• _Work task_:
Emit an exact copy of the lines running from the start of the records to the line containing "The sheet repeats along a and b alone.", both included.

***
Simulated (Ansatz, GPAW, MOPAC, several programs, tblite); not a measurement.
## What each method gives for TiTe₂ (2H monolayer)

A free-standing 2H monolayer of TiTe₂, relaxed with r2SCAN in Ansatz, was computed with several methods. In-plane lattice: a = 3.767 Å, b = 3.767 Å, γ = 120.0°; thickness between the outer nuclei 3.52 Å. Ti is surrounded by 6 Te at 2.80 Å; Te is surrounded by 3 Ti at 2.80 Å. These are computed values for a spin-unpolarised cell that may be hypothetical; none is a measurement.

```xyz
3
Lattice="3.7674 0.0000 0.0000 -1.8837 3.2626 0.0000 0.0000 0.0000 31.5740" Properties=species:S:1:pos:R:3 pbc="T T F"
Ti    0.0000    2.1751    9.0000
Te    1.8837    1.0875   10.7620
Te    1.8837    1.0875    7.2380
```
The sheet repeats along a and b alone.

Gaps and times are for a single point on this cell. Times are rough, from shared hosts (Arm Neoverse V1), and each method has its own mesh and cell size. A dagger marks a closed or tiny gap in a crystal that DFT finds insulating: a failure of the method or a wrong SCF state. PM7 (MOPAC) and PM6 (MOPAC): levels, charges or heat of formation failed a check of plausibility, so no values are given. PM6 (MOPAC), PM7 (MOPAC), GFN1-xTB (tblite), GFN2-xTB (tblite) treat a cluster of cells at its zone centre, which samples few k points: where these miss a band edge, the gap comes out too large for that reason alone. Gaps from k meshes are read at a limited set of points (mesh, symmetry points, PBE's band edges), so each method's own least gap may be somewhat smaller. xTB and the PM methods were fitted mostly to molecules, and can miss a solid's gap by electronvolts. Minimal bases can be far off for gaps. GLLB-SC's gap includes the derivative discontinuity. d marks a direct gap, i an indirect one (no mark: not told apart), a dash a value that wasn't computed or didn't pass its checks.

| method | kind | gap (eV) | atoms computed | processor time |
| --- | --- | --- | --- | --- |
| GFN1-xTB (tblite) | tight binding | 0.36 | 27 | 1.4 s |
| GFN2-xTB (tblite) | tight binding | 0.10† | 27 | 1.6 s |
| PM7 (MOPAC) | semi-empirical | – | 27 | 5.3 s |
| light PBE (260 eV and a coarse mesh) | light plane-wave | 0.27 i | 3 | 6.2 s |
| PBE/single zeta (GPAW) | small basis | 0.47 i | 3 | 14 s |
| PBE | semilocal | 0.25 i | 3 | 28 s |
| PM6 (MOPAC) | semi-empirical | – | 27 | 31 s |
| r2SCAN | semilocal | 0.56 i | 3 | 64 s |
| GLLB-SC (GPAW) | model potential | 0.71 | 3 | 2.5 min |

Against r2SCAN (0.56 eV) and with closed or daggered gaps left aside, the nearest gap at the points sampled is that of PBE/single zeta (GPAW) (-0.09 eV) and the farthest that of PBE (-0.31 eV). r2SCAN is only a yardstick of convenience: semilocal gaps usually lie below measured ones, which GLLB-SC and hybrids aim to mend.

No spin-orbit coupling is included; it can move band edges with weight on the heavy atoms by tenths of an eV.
***

• _Problem solution_:
Simulated (Ansatz, GPAW, MOPAC, several programs, tblite); not a measurement.
## What each method gives for TiTe₂ (2H monolayer)

A free-standing 2H monolayer of TiTe₂, relaxed with r2SCAN in Ansatz, was computed with several methods. In-plane lattice: a = 3.767 Å, b = 3.767 Å, γ = 120.0°; thickness between the outer nuclei 3.52 Å. Ti is surrounded by 6 Te at 2.80 Å; Te is surrounded by 3 Ti at 2.80 Å. These are computed values for a spin-unpolarised cell that may be hypothetical; none is a measurement.

```xyz
3
Lattice="3.7674 0.0000 0.0000 -1.8837 3.2626 0.0000 0.0000 0.0000 31.5740" Properties=species:S:1:pos:R:3 pbc="T T F"
Ti    0.0000    2.1751    9.0000
Te    1.8837    1.0875   10.7620
Te    1.8837    1.0875    7.2380
```
The sheet repeats along a and b alone.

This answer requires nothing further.